== RECORDED INFORMATION ==
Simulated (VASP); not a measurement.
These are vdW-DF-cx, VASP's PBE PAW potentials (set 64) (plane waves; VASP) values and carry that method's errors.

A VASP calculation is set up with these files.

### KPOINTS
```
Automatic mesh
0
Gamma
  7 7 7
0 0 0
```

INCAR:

== WORK REQUEST ==
Keeping every word in place, restate the entries above.

== YOUR RESPONSE ==
Simulated (VASP); not a measurement.
These are vdW-DF-cx, VASP's PBE PAW potentials (set 64) (plane waves; VASP) values and carry that method's errors.

A VASP calculation is set up with these files.

### KPOINTS
```
Automatic mesh
0
Gamma
  7 7 7
0 0 0
```

INCAR:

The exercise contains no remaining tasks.